** GIVEN RECORDS follows **

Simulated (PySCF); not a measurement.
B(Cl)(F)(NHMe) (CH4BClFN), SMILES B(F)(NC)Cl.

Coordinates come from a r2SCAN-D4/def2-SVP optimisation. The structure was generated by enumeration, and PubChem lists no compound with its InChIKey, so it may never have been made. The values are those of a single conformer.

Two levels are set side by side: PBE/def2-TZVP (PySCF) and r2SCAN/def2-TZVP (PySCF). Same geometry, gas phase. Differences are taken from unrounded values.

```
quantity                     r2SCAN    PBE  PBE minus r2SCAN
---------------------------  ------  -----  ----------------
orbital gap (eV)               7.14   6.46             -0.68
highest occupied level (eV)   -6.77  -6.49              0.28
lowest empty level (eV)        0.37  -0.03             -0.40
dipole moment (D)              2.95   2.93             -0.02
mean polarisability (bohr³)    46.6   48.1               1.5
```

** End of GIVEN RECORDS **

**REQUIREMENT:** Please write out all the data above, exactly as it reads.

**RESPONSE:**
Simulated (PySCF); not a measurement.
B(Cl)(F)(NHMe) (CH4BClFN), SMILES B(F)(NC)Cl.

Coordinates come from a r2SCAN-D4/def2-SVP optimisation. The structure was generated by enumeration, and PubChem lists no compound with its InChIKey, so it may never have been made. The values are those of a single conformer.

Two levels are set side by side: PBE/def2-TZVP (PySCF) and r2SCAN/def2-TZVP (PySCF). Same geometry, gas phase. Differences are taken from unrounded values.

```
quantity                     r2SCAN    PBE  PBE minus r2SCAN
---------------------------  ------  -----  ----------------
orbital gap (eV)               7.14   6.46             -0.68
highest occupied level (eV)   -6.77  -6.49              0.28
lowest empty level (eV)        0.37  -0.03             -0.40
dipole moment (D)              2.95   2.93             -0.02
mean polarisability (bohr³)    46.6   48.1               1.5
```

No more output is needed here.